= WORK TASK =
A verbatim copy of the whole listing is what is needed.

== Segment start ==

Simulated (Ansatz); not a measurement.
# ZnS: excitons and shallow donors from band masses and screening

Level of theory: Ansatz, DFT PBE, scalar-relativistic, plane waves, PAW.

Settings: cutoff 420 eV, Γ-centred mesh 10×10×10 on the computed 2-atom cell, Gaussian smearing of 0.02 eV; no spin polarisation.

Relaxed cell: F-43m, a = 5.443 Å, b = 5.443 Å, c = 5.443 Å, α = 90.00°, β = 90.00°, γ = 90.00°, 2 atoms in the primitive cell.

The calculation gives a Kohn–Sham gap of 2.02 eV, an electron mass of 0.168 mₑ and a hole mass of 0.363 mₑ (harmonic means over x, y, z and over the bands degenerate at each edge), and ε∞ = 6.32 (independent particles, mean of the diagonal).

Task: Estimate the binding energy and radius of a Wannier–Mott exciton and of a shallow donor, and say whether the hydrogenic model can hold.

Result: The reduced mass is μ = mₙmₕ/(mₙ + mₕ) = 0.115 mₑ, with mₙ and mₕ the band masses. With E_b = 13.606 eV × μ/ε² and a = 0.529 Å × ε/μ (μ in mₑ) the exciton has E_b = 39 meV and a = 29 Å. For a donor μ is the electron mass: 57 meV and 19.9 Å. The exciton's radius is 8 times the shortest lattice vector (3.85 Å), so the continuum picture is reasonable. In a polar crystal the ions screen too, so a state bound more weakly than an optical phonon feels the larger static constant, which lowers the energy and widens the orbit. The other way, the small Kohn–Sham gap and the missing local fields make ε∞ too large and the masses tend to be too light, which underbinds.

== Segment end ==

= EXERCISE ANSWER =
Simulated (Ansatz); not a measurement.
# ZnS: excitons and shallow donors from band masses and screening

Level of theory: Ansatz, DFT PBE, scalar-relativistic, plane waves, PAW.

Settings: cutoff 420 eV, Γ-centred mesh 10×10×10 on the computed 2-atom cell, Gaussian smearing of 0.02 eV; no spin polarisation.

Relaxed cell: F-43m, a = 5.443 Å, b = 5.443 Å, c = 5.443 Å, α = 90.00°, β = 90.00°, γ = 90.00°, 2 atoms in the primitive cell.

The calculation gives a Kohn–Sham gap of 2.02 eV, an electron mass of 0.168 mₑ and a hole mass of 0.363 mₑ (harmonic means over x, y, z and over the bands degenerate at each edge), and ε∞ = 6.32 (independent particles, mean of the diagonal).

Task: Estimate the binding energy and radius of a Wannier–Mott exciton and of a shallow donor, and say whether the hydrogenic model can hold.

Result: The reduced mass is μ = mₙmₕ/(mₙ + mₕ) = 0.115 mₑ, with mₙ and mₕ the band masses. With E_b = 13.606 eV × μ/ε² and a = 0.529 Å × ε/μ (μ in mₑ) the exciton has E_b = 39 meV and a = 29 Å. For a donor μ is the electron mass: 57 meV and 19.9 Å. The exciton's radius is 8 times the shortest lattice vector (3.85 Å), so the continuum picture is reasonable. In a polar crystal the ions screen too, so a state bound more weakly than an optical phonon feels the larger static constant, which lowers the energy and widens the orbit. The other way, the small Kohn–Sham gap and the missing local fields make ε∞ too large and the masses tend to be too light, which underbinds.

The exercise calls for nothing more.